_REQUIREMENT_.
Set down again exactly the lines of the listing below that fall between the line holding "- ADC(2)/aug-cc-pVDZ (PySCF), IE: 9.00" and the line holding "Q: Beyond the", inclusive.

_RECORD EXTRACTS_.
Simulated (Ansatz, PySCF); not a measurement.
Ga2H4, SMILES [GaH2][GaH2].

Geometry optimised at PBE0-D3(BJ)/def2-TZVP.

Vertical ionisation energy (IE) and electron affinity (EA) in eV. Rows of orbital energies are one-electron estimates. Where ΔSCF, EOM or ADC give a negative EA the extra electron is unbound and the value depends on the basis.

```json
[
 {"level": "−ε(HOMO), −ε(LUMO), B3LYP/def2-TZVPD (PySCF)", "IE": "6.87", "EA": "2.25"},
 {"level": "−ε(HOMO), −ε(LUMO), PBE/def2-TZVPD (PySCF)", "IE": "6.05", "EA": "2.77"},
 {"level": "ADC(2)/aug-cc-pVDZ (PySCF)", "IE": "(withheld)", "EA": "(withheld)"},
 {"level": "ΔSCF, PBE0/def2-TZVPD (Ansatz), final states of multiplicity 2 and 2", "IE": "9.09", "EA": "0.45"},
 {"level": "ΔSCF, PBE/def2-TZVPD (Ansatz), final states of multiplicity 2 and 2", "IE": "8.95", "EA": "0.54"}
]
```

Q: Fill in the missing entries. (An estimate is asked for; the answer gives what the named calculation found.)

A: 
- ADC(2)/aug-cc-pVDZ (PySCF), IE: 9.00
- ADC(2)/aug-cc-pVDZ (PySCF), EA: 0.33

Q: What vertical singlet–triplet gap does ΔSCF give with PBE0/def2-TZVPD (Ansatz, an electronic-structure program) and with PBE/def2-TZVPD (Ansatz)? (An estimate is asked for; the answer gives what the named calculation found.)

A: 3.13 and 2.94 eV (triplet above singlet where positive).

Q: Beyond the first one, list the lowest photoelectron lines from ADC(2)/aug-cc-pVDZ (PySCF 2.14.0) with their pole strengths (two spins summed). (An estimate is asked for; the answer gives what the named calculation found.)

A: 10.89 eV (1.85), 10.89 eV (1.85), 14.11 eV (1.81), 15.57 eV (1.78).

_EXERCISE ANSWER_.
- ADC(2)/aug-cc-pVDZ (PySCF), IE: 9.00
- ADC(2)/aug-cc-pVDZ (PySCF), EA: 0.33

Q: What vertical singlet–triplet gap does ΔSCF give with PBE0/def2-TZVPD (Ansatz, an electronic-structure program) and with PBE/def2-TZVPD (Ansatz)? (An estimate is asked for; the answer gives what the named calculation found.)

A: 3.13 and 2.94 eV (triplet above singlet where positive).

Q: Beyond the first one, list the lowest photoelectron lines from ADC(2)/aug-cc-pVDZ (PySCF 2.14.0) with their pole strengths (two spins summed). (An estimate is asked for; the answer gives what the named calculation found.)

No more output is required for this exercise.